◆ **Work order**
The first line of the entries through the line bearing "PySCF calculation with": copy these lines exactly and return nothing else.

(Entries provided begins)
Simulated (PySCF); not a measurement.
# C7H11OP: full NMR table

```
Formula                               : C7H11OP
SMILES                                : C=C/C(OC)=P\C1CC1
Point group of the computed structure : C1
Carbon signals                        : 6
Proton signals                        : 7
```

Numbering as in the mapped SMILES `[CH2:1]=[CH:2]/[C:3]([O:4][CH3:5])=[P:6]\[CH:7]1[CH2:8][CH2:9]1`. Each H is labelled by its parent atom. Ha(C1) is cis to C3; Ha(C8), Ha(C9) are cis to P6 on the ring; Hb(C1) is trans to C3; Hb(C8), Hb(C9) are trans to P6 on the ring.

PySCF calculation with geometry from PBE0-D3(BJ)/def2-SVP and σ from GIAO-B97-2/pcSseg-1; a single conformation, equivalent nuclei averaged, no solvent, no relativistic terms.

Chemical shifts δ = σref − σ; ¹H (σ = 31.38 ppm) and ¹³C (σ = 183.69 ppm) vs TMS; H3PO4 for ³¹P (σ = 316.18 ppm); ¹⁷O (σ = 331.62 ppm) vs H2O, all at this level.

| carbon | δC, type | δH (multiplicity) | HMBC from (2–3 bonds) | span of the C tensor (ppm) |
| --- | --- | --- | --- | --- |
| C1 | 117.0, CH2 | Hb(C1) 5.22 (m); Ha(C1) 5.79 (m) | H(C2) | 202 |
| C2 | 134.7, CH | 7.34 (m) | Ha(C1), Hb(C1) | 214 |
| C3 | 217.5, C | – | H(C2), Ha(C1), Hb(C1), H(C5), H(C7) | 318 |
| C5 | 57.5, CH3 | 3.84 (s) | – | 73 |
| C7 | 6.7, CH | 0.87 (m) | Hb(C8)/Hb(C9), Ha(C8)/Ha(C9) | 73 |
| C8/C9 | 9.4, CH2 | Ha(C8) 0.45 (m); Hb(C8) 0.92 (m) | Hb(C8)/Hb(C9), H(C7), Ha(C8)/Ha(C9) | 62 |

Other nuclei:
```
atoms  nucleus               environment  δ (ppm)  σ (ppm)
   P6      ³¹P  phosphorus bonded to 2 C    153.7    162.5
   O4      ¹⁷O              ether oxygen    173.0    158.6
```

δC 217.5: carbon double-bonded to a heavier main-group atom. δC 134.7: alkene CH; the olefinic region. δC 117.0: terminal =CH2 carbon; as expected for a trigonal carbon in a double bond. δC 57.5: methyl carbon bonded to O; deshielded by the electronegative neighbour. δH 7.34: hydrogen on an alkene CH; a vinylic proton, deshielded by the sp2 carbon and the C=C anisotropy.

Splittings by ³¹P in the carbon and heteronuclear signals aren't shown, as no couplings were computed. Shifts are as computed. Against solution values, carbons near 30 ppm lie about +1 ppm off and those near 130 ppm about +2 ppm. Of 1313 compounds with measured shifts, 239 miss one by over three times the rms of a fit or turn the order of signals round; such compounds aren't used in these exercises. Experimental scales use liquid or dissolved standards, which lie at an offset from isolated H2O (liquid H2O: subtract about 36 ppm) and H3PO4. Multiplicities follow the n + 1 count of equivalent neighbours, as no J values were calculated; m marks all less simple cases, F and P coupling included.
(Entries provided ends)

◆ **Response box**
Simulated (PySCF); not a measurement.
# C7H11OP: full NMR table

```
Formula                               : C7H11OP
SMILES                                : C=C/C(OC)=P\C1CC1
Point group of the computed structure : C1
Carbon signals                        : 6
Proton signals                        : 7
```

Numbering as in the mapped SMILES `[CH2:1]=[CH:2]/[C:3]([O:4][CH3:5])=[P:6]\[CH:7]1[CH2:8][CH2:9]1`. Each H is labelled by its parent atom. Ha(C1) is cis to C3; Ha(C8), Ha(C9) are cis to P6 on the ring; Hb(C1) is trans to C3; Hb(C8), Hb(C9) are trans to P6 on the ring.

PySCF calculation with geometry from PBE0-D3(BJ)/def2-SVP and σ from GIAO-B97-2/pcSseg-1; a single conformation, equivalent nuclei averaged, no solvent, no relativistic terms.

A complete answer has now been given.